_Task item_: Entries must be copied exactly, with nothing left out.

_Information supplied_:
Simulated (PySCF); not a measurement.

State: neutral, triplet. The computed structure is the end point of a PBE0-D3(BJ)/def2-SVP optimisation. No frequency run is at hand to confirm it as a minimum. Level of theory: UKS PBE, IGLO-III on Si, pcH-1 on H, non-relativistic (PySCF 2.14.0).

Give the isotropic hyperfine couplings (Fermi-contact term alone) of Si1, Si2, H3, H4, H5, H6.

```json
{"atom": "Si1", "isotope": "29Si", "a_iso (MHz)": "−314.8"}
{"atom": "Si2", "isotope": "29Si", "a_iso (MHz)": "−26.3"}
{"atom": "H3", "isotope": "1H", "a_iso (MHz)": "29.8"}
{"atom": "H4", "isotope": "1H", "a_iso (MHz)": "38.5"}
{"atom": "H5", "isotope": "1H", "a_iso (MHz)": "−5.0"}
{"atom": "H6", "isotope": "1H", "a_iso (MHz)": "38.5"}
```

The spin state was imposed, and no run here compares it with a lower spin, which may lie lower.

_Exercise response_:
Simulated (PySCF); not a measurement.

State: neutral, triplet. The computed structure is the end point of a PBE0-D3(BJ)/def2-SVP optimisation. No frequency run is at hand to confirm it as a minimum. Level of theory: UKS PBE, IGLO-III on Si, pcH-1 on H, non-relativistic (PySCF 2.14.0).

Give the isotropic hyperfine couplings (Fermi-contact term alone) of Si1, Si2, H3, H4, H5, H6.

```json
{"atom": "Si1", "isotope": "29Si", "a_iso (MHz)": "−314.8"}
{"atom": "Si2", "isotope": "29Si", "a_iso (MHz)": "−26.3"}
{"atom": "H3", "isotope": "1H", "a_iso (MHz)": "29.8"}
{"atom": "H4", "isotope": "1H", "a_iso (MHz)": "38.5"}
{"atom": "H5", "isotope": "1H", "a_iso (MHz)": "−5.0"}
{"atom": "H6", "isotope": "1H", "a_iso (MHz)": "38.5"}
```

The spin state was imposed, and no run here compares it with a lower spin, which may lie lower.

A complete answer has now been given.